_ACTIVITY_:
Go through the records line by line from the top and repeat each one exactly, ending with the line that contains "Run this with".

--------------------------------
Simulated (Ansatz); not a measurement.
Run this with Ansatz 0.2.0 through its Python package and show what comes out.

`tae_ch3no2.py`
--------------------------------

_EXERCISE OUTPUT_:
Simulated (Ansatz); not a measurement.
Run this with Ansatz 0.2.0 through its Python package and show what comes out.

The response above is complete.